▶ Assignment
Give the listing again, word for word.

Given records section start

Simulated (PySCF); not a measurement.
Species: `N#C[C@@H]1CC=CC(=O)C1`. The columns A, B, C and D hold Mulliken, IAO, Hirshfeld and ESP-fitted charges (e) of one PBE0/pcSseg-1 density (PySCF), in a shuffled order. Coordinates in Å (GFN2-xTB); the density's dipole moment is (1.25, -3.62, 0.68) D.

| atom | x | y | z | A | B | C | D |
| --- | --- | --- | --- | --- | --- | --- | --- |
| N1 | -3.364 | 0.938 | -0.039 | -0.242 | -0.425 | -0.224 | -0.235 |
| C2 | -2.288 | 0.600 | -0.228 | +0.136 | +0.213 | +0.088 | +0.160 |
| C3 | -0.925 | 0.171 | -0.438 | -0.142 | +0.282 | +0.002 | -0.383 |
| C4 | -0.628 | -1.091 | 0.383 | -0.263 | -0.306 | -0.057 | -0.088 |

Given records section end

▶ Written answer
Simulated (PySCF); not a measurement.
Species: `N#C[C@@H]1CC=CC(=O)C1`. The columns A, B, C and D hold Mulliken, IAO, Hirshfeld and ESP-fitted charges (e) of one PBE0/pcSseg-1 density (PySCF), in a shuffled order. Coordinates in Å (GFN2-xTB); the density's dipole moment is (1.25, -3.62, 0.68) D.

| atom | x | y | z | A | B | C | D |
| --- | --- | --- | --- | --- | --- | --- | --- |
| N1 | -3.364 | 0.938 | -0.039 | -0.242 | -0.425 | -0.224 | -0.235 |
| C2 | -2.288 | 0.600 | -0.228 | +0.136 | +0.213 | +0.088 | +0.160 |
| C3 | -0.925 | 0.171 | -0.438 | -0.142 | +0.282 | +0.002 | -0.383 |
| C4 | -0.628 | -1.091 | 0.383 | -0.263 | -0.306 | -0.057 | -0.088 |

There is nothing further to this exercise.